════════

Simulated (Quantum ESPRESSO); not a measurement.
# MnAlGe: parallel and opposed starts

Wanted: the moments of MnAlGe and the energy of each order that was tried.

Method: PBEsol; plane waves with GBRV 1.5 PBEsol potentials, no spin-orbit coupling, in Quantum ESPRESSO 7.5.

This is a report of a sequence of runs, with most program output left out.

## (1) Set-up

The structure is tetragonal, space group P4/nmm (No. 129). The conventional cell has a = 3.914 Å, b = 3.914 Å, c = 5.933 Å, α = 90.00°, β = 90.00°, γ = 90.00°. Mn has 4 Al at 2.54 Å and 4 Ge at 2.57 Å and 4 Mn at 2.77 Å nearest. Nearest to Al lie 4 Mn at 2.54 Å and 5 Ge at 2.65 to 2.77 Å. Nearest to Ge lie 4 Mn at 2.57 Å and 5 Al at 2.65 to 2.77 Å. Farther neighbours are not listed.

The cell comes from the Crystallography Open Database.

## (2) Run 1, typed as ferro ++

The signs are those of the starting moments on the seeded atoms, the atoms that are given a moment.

════════

* BRIEF
Each line of the listing is to be printed again, unchanged.

* PROBLEM SOLUTION
Simulated (Quantum ESPRESSO); not a measurement.
# MnAlGe: parallel and opposed starts

Wanted: the moments of MnAlGe and the energy of each order that was tried.

Method: PBEsol; plane waves with GBRV 1.5 PBEsol potentials, no spin-orbit coupling, in Quantum ESPRESSO 7.5.

This is a report of a sequence of runs, with most program output left out.

## (1) Set-up

The structure is tetragonal, space group P4/nmm (No. 129). The conventional cell has a = 3.914 Å, b = 3.914 Å, c = 5.933 Å, α = 90.00°, β = 90.00°, γ = 90.00°. Mn has 4 Al at 2.54 Å and 4 Ge at 2.57 Å and 4 Mn at 2.77 Å nearest. Nearest to Al lie 4 Mn at 2.54 Å and 5 Ge at 2.65 to 2.77 Å. Nearest to Ge lie 4 Mn at 2.57 Å and 5 Al at 2.65 to 2.77 Å. Farther neighbours are not listed.

The cell comes from the Crystallography Open Database.

## (2) Run 1, typed as ferro ++

The signs are those of the starting moments on the seeded atoms, the atoms that are given a moment.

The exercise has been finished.